From the records below, extract only the lines running from the line with "release 64 (Sb)" to the line with "-3.38 | 20.54 |", both lines included, reproducing them exactly.

━━━━━ SOURCE MATERIAL
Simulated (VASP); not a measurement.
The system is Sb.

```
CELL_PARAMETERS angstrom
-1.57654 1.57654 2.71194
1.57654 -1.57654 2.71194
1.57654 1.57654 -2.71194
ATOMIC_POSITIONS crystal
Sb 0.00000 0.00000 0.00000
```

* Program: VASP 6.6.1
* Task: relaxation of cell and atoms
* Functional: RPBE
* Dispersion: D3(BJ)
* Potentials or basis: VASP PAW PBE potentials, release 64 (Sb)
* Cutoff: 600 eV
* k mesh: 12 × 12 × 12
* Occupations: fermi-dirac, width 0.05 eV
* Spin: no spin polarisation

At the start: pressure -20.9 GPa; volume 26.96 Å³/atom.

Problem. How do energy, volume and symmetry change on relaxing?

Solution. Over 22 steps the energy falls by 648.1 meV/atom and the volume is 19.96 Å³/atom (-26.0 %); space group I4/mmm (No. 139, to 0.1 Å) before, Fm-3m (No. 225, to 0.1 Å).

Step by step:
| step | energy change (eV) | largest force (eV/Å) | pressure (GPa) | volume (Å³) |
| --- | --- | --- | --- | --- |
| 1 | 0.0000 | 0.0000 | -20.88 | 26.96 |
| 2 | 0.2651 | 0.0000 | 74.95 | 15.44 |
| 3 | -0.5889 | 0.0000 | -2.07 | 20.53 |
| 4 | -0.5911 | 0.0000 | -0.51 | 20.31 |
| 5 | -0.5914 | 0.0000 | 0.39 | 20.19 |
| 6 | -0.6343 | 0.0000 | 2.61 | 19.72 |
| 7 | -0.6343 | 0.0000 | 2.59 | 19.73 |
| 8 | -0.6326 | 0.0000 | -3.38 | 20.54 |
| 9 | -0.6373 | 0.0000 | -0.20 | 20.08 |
━━━━━━━━━━

- _TASK ANSWER_:
* Potentials or basis: VASP PAW PBE potentials, release 64 (Sb)
* Cutoff: 600 eV
* k mesh: 12 × 12 × 12
* Occupations: fermi-dirac, width 0.05 eV
* Spin: no spin polarisation

At the start: pressure -20.9 GPa; volume 26.96 Å³/atom.

Problem. How do energy, volume and symmetry change on relaxing?

Solution. Over 22 steps the energy falls by 648.1 meV/atom and the volume is 19.96 Å³/atom (-26.0 %); space group I4/mmm (No. 139, to 0.1 Å) before, Fm-3m (No. 225, to 0.1 Å).

Step by step:
| step | energy change (eV) | largest force (eV/Å) | pressure (GPa) | volume (Å³) |
| --- | --- | --- | --- | --- |
| 1 | 0.0000 | 0.0000 | -20.88 | 26.96 |
| 2 | 0.2651 | 0.0000 | 74.95 | 15.44 |
| 3 | -0.5889 | 0.0000 | -2.07 | 20.53 |
| 4 | -0.5911 | 0.0000 | -0.51 | 20.31 |
| 5 | -0.5914 | 0.0000 | 0.39 | 20.19 |
| 6 | -0.6343 | 0.0000 | 2.61 | 19.72 |
| 7 | -0.6343 | 0.0000 | 2.59 | 19.73 |
| 8 | -0.6326 | 0.0000 | -3.38 | 20.54 |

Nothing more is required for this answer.